An exact copy of all the entries below is what this task needs.

___ ENTRIES SHOWN

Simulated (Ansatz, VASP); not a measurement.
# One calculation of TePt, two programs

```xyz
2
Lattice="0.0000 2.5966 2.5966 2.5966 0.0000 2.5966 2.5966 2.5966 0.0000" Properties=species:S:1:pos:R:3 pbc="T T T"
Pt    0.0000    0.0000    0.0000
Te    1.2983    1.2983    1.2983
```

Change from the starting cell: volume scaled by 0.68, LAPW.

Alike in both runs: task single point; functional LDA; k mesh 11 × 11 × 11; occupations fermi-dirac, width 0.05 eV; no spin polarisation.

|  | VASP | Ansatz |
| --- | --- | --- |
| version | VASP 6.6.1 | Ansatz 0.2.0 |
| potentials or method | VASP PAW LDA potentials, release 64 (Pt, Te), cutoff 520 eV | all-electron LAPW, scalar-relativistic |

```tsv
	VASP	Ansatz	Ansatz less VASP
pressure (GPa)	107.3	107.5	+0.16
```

______

**RESPONSE:**
Simulated (Ansatz, VASP); not a measurement.
# One calculation of TePt, two programs

```xyz
2
Lattice="0.0000 2.5966 2.5966 2.5966 0.0000 2.5966 2.5966 2.5966 0.0000" Properties=species:S:1:pos:R:3 pbc="T T T"
Pt    0.0000    0.0000    0.0000
Te    1.2983    1.2983    1.2983
```

Change from the starting cell: volume scaled by 0.68, LAPW.

Alike in both runs: task single point; functional LDA; k mesh 11 × 11 × 11; occupations fermi-dirac, width 0.05 eV; no spin polarisation.

|  | VASP | Ansatz |
| --- | --- | --- |
| version | VASP 6.6.1 | Ansatz 0.2.0 |
| potentials or method | VASP PAW LDA potentials, release 64 (Pt, Te), cutoff 520 eV | all-electron LAPW, scalar-relativistic |

```tsv
	VASP	Ansatz	Ansatz less VASP
pressure (GPa)	107.3	107.5	+0.16
```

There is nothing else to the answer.